▶ _WORK INSTRUCTION_
Provide again, from the entries below, every line from the one containing "Answer. C=COC=C" through the one containing "Program: PySCF 2.14.0.", exactly as written, and no other line.

══ RECORDED INFORMATION

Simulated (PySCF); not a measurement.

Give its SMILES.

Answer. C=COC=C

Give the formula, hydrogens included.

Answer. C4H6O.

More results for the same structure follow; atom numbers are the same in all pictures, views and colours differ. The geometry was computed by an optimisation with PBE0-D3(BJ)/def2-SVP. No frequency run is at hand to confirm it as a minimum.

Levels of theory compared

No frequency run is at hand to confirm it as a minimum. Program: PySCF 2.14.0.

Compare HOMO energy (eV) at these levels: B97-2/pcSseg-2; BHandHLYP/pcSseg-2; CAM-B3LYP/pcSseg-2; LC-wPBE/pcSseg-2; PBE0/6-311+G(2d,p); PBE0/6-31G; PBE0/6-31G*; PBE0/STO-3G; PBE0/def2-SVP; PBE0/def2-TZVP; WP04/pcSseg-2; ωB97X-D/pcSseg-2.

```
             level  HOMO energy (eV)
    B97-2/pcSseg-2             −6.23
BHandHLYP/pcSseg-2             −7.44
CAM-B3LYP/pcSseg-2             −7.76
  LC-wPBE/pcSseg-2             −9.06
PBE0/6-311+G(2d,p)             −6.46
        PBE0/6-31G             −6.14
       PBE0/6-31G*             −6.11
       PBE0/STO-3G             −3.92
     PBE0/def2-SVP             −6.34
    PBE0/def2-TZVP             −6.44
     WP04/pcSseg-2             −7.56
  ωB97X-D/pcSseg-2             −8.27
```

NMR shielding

════

▶ _ANSWER SPACE_
Answer. C=COC=C

Give the formula, hydrogens included.

Answer. C4H6O.

More results for the same structure follow; atom numbers are the same in all pictures, views and colours differ. The geometry was computed by an optimisation with PBE0-D3(BJ)/def2-SVP. No frequency run is at hand to confirm it as a minimum.

Levels of theory compared

No frequency run is at hand to confirm it as a minimum. Program: PySCF 2.14.0.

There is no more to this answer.